_REQUIRED ACTION_
Would you transcribe the records word for word, please?

_DATA FOR ANALYSIS_
|---|

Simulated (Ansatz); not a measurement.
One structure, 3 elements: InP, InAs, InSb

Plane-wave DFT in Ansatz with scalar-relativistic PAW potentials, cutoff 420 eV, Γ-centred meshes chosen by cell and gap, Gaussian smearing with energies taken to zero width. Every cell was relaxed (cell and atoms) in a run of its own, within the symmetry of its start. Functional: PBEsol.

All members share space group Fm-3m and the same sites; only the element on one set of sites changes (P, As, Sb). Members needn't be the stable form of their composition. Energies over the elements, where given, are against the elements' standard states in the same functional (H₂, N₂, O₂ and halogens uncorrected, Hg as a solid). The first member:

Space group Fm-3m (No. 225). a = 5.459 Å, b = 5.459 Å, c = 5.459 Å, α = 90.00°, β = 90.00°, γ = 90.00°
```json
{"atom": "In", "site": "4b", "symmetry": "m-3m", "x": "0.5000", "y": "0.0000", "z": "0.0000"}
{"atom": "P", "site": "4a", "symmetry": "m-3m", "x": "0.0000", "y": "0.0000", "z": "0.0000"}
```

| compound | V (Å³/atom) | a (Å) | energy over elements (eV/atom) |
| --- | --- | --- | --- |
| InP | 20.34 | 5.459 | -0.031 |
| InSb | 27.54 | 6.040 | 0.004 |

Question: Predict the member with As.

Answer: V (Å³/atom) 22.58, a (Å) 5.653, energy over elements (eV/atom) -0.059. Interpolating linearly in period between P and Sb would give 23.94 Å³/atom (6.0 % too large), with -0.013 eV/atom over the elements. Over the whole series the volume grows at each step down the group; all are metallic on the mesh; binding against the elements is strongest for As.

|---|

_PROBLEM SOLUTION_
Simulated (Ansatz); not a measurement.
One structure, 3 elements: InP, InAs, InSb

Plane-wave DFT in Ansatz with scalar-relativistic PAW potentials, cutoff 420 eV, Γ-centred meshes chosen by cell and gap, Gaussian smearing with energies taken to zero width. Every cell was relaxed (cell and atoms) in a run of its own, within the symmetry of its start. Functional: PBEsol.

All members share space group Fm-3m and the same sites; only the element on one set of sites changes (P, As, Sb). Members needn't be the stable form of their composition. Energies over the elements, where given, are against the elements' standard states in the same functional (H₂, N₂, O₂ and halogens uncorrected, Hg as a solid). The first member:

Space group Fm-3m (No. 225). a = 5.459 Å, b = 5.459 Å, c = 5.459 Å, α = 90.00°, β = 90.00°, γ = 90.00°
```json
{"atom": "In", "site": "4b", "symmetry": "m-3m", "x": "0.5000", "y": "0.0000", "z": "0.0000"}
{"atom": "P", "site": "4a", "symmetry": "m-3m", "x": "0.0000", "y": "0.0000", "z": "0.0000"}
```

| compound | V (Å³/atom) | a (Å) | energy over elements (eV/atom) |
| --- | --- | --- | --- |
| InP | 20.34 | 5.459 | -0.031 |
| InSb | 27.54 | 6.040 | 0.004 |

Question: Predict the member with As.

Answer: V (Å³/atom) 22.58, a (Å) 5.653, energy over elements (eV/atom) -0.059. Interpolating linearly in period between P and Sb would give 23.94 Å³/atom (6.0 % too large), with -0.013 eV/atom over the elements. Over the whole series the volume grows at each step down the group; all are metallic on the mesh; binding against the elements is strongest for As.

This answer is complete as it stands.